● **Exercise**: Set down exactly the lines below, starting at the one that contains "Density from B3LYP/def2-TZVP" and ending at the one that contains "- C3–S4, ρ at the minimum / e bohr⁻³: 0.178", with both of those lines included and nothing else.

● **Data**:
_ _ _ _ _

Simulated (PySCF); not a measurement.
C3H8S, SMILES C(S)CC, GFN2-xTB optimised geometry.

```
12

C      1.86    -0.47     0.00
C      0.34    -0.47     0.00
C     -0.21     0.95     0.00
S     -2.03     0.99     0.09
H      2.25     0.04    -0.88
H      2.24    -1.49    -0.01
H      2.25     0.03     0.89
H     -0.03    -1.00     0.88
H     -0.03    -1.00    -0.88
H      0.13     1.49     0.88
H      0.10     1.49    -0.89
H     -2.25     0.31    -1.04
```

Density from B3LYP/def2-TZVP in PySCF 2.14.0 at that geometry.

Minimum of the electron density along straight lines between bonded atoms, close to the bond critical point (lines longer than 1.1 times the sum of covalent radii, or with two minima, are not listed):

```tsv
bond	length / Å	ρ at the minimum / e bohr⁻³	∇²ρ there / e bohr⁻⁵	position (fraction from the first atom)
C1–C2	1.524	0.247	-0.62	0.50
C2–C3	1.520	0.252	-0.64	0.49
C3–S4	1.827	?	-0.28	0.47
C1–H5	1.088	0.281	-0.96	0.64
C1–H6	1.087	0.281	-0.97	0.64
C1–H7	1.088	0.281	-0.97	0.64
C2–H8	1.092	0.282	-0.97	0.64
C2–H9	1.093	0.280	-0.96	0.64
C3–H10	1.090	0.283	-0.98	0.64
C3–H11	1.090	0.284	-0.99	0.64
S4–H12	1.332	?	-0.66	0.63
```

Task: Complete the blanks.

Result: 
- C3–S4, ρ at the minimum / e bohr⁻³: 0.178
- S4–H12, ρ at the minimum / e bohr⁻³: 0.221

_ _ _ _ _

● **Task result**:
Density from B3LYP/def2-TZVP in PySCF 2.14.0 at that geometry.

Minimum of the electron density along straight lines between bonded atoms, close to the bond critical point (lines longer than 1.1 times the sum of covalent radii, or with two minima, are not listed):

```tsv
bond	length / Å	ρ at the minimum / e bohr⁻³	∇²ρ there / e bohr⁻⁵	position (fraction from the first atom)
C1–C2	1.524	0.247	-0.62	0.50
C2–C3	1.520	0.252	-0.64	0.49
C3–S4	1.827	?	-0.28	0.47
C1–H5	1.088	0.281	-0.96	0.64
C1–H6	1.087	0.281	-0.97	0.64
C1–H7	1.088	0.281	-0.97	0.64
C2–H8	1.092	0.282	-0.97	0.64
C2–H9	1.093	0.280	-0.96	0.64
C3–H10	1.090	0.283	-0.98	0.64
C3–H11	1.090	0.284	-0.99	0.64
S4–H12	1.332	?	-0.66	0.63
```

Task: Complete the blanks.

Result: 
- C3–S4, ρ at the minimum / e bohr⁻³: 0.178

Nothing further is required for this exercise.